- **WORK TASK**
Would you restate the entries below word for word, starting at the first line and ending with the one that has "pressure -7.8 GPa."?

--- START ---
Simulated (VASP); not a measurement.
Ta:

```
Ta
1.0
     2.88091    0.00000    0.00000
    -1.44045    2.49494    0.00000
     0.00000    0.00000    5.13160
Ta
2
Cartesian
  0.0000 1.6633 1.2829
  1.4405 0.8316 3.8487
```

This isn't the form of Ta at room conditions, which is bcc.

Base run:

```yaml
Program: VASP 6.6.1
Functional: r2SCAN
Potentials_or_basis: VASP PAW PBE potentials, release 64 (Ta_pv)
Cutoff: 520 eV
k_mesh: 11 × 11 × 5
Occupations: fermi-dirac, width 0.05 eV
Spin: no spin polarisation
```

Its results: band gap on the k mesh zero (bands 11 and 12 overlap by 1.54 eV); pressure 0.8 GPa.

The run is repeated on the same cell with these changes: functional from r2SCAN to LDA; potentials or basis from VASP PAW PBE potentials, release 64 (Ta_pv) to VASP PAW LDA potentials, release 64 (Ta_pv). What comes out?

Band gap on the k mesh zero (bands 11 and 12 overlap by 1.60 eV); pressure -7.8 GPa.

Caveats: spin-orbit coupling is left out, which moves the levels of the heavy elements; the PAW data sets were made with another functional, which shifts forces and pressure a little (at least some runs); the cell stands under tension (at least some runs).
--- END ---

- **ANSWER BOX**
Simulated (VASP); not a measurement.
Ta:

```
Ta
1.0
     2.88091    0.00000    0.00000
    -1.44045    2.49494    0.00000
     0.00000    0.00000    5.13160
Ta
2
Cartesian
  0.0000 1.6633 1.2829
  1.4405 0.8316 3.8487
```

This isn't the form of Ta at room conditions, which is bcc.

Base run:

```yaml
Program: VASP 6.6.1
Functional: r2SCAN
Potentials_or_basis: VASP PAW PBE potentials, release 64 (Ta_pv)
Cutoff: 520 eV
k_mesh: 11 × 11 × 5
Occupations: fermi-dirac, width 0.05 eV
Spin: no spin polarisation
```

Its results: band gap on the k mesh zero (bands 11 and 12 overlap by 1.54 eV); pressure 0.8 GPa.

The run is repeated on the same cell with these changes: functional from r2SCAN to LDA; potentials or basis from VASP PAW PBE potentials, release 64 (Ta_pv) to VASP PAW LDA potentials, release 64 (Ta_pv). What comes out?

Band gap on the k mesh zero (bands 11 and 12 overlap by 1.60 eV); pressure -7.8 GPa.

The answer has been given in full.